WORK ORDER => Please return all of the entries below exactly as they are written.

╔══
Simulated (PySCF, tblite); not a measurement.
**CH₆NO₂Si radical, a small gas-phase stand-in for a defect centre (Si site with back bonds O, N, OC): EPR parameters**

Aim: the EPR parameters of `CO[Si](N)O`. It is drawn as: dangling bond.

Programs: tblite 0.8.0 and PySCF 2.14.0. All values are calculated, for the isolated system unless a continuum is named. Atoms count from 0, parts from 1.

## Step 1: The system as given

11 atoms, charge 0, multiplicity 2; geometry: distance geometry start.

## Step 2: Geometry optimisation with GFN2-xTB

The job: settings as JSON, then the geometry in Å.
╚══

TASK RESPONSE =>
Simulated (PySCF, tblite); not a measurement.
**CH₆NO₂Si radical, a small gas-phase stand-in for a defect centre (Si site with back bonds O, N, OC): EPR parameters**

Aim: the EPR parameters of `CO[Si](N)O`. It is drawn as: dangling bond.

Programs: tblite 0.8.0 and PySCF 2.14.0. All values are calculated, for the isolated system unless a continuum is named. Atoms count from 0, parts from 1.

## Step 1: The system as given

11 atoms, charge 0, multiplicity 2; geometry: distance geometry start.

## Step 2: Geometry optimisation with GFN2-xTB

The job: settings as JSON, then the geometry in Å.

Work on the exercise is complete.